From the records below, output exactly the lines running from the line containing "level (eV): 4.44" through the line containing "Estimate VASP's values.", and no others.

BEGIN DATA SECTION

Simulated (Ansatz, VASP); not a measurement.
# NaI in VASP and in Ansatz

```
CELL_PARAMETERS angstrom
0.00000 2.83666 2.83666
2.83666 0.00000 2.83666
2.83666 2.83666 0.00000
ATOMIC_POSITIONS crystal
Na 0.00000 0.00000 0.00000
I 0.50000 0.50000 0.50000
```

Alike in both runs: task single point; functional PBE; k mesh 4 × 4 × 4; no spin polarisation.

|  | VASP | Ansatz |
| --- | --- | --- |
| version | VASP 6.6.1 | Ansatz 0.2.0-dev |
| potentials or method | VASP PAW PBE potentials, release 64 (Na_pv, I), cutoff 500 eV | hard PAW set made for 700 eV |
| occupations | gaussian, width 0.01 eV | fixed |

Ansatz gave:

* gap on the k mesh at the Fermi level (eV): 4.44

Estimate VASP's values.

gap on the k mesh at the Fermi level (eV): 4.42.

END DATA SECTION

§ EXERCISE ANSWER:
* gap on the k mesh at the Fermi level (eV): 4.44

Estimate VASP's values.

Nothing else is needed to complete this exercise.